╔══

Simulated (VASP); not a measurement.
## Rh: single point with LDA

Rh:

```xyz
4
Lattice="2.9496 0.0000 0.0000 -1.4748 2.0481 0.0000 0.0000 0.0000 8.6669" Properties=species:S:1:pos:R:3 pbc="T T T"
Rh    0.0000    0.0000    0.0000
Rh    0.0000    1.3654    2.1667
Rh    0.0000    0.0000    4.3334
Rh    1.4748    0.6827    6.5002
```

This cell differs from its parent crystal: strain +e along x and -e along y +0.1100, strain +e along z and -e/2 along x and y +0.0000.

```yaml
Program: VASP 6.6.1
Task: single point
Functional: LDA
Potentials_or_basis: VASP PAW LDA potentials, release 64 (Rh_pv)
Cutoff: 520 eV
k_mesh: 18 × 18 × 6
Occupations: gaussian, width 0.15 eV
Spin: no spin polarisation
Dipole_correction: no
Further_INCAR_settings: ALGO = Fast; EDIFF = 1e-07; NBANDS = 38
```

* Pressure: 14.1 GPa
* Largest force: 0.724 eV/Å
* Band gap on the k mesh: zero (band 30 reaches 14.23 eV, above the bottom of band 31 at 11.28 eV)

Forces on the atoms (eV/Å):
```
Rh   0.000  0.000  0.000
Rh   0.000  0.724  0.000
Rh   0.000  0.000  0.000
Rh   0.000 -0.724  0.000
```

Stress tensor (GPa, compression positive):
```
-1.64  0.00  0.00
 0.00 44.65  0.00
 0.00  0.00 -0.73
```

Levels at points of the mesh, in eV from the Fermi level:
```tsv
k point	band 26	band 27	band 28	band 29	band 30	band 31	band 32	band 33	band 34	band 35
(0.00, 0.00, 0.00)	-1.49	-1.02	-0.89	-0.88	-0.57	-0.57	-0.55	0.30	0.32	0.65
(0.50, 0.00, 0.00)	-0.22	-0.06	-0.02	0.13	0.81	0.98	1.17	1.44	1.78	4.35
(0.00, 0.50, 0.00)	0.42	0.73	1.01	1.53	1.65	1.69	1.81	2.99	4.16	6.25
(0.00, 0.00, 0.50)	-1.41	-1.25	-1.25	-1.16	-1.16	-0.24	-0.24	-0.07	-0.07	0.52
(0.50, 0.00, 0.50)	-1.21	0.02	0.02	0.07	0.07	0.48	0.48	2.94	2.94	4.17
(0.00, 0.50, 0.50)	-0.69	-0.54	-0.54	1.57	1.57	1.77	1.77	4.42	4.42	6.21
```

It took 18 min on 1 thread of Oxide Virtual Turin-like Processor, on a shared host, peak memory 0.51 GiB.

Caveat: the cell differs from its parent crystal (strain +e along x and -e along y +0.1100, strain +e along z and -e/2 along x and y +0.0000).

╚══

- Assignment -
Everything above from the line containing "at 11.28 eV)" down to the line containing "It took 18 min" is to be transcribed exactly, with both of those lines included and nothing else added.

- Reply -
* Band gap on the k mesh: zero (band 30 reaches 14.23 eV, above the bottom of band 31 at 11.28 eV)

Forces on the atoms (eV/Å):
```
Rh   0.000  0.000  0.000
Rh   0.000  0.724  0.000
Rh   0.000  0.000  0.000
Rh   0.000 -0.724  0.000
```

Stress tensor (GPa, compression positive):
```
-1.64  0.00  0.00
 0.00 44.65  0.00
 0.00  0.00 -0.73
```

Levels at points of the mesh, in eV from the Fermi level:
```tsv
k point	band 26	band 27	band 28	band 29	band 30	band 31	band 32	band 33	band 34	band 35
(0.00, 0.00, 0.00)	-1.49	-1.02	-0.89	-0.88	-0.57	-0.57	-0.55	0.30	0.32	0.65
(0.50, 0.00, 0.00)	-0.22	-0.06	-0.02	0.13	0.81	0.98	1.17	1.44	1.78	4.35
(0.00, 0.50, 0.00)	0.42	0.73	1.01	1.53	1.65	1.69	1.81	2.99	4.16	6.25
(0.00, 0.00, 0.50)	-1.41	-1.25	-1.25	-1.16	-1.16	-0.24	-0.24	-0.07	-0.07	0.52
(0.50, 0.00, 0.50)	-1.21	0.02	0.02	0.07	0.07	0.48	0.48	2.94	2.94	4.17
(0.00, 0.50, 0.50)	-0.69	-0.54	-0.54	1.57	1.57	1.77	1.77	4.42	4.42	6.21
```

It took 18 min on 1 thread of Oxide Virtual Turin-like Processor, on a shared host, peak memory 0.51 GiB.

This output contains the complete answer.